>>

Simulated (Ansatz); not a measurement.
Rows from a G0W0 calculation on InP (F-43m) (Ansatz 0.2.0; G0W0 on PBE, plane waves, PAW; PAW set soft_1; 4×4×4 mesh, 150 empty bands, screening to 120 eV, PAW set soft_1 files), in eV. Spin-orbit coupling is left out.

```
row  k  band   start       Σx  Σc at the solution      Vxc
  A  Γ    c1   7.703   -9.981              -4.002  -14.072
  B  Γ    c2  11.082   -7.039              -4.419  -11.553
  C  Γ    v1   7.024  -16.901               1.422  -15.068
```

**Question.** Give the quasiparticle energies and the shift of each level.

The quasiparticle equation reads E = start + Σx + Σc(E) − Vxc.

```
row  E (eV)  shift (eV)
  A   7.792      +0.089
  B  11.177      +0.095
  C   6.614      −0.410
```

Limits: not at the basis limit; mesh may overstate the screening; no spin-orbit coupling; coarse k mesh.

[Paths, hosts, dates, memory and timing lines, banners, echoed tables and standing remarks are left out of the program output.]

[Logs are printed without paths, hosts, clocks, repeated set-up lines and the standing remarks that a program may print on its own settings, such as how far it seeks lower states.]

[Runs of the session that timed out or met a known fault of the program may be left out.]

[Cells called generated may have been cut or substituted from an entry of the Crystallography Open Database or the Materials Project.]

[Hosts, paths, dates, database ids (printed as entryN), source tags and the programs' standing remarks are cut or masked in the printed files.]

<<

◆ **Activity**
Everything from the first line above up to and including the line that contains "[Cells called generated" should be printed exactly; please print only that.

◆ **Exercise output**
Simulated (Ansatz); not a measurement.
Rows from a G0W0 calculation on InP (F-43m) (Ansatz 0.2.0; G0W0 on PBE, plane waves, PAW; PAW set soft_1; 4×4×4 mesh, 150 empty bands, screening to 120 eV, PAW set soft_1 files), in eV. Spin-orbit coupling is left out.

```
row  k  band   start       Σx  Σc at the solution      Vxc
  A  Γ    c1   7.703   -9.981              -4.002  -14.072
  B  Γ    c2  11.082   -7.039              -4.419  -11.553
  C  Γ    v1   7.024  -16.901               1.422  -15.068
```

**Question.** Give the quasiparticle energies and the shift of each level.

The quasiparticle equation reads E = start + Σx + Σc(E) − Vxc.

```
row  E (eV)  shift (eV)
  A   7.792      +0.089
  B  11.177      +0.095
  C   6.614      −0.410
```

Limits: not at the basis limit; mesh may overstate the screening; no spin-orbit coupling; coarse k mesh.

[Paths, hosts, dates, memory and timing lines, banners, echoed tables and standing remarks are left out of the program output.]

[Logs are printed without paths, hosts, clocks, repeated set-up lines and the standing remarks that a program may print on its own settings, such as how far it seeks lower states.]

[Runs of the session that timed out or met a known fault of the program may be left out.]

[Cells called generated may have been cut or substituted from an entry of the Crystallography Open Database or the Materials Project.]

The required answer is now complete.